*** Begin section ***

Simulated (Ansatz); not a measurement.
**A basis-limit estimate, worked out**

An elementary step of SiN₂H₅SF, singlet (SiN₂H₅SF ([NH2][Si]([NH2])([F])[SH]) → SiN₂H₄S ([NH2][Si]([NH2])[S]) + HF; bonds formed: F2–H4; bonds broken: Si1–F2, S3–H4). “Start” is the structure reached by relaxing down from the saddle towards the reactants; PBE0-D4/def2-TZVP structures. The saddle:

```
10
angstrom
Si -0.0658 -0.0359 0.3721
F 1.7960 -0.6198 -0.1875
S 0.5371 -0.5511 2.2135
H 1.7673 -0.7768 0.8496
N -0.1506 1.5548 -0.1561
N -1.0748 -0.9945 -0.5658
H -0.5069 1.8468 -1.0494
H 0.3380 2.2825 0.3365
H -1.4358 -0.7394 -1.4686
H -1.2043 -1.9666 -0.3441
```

*** End section ***

▶ **Work instruction**:
Output the listing above word for word, from the opening line through the line that contains "estimate, worked out**", and leave out everything after it.

▶ **Answer area**:
Simulated (Ansatz); not a measurement.
**A basis-limit estimate, worked out**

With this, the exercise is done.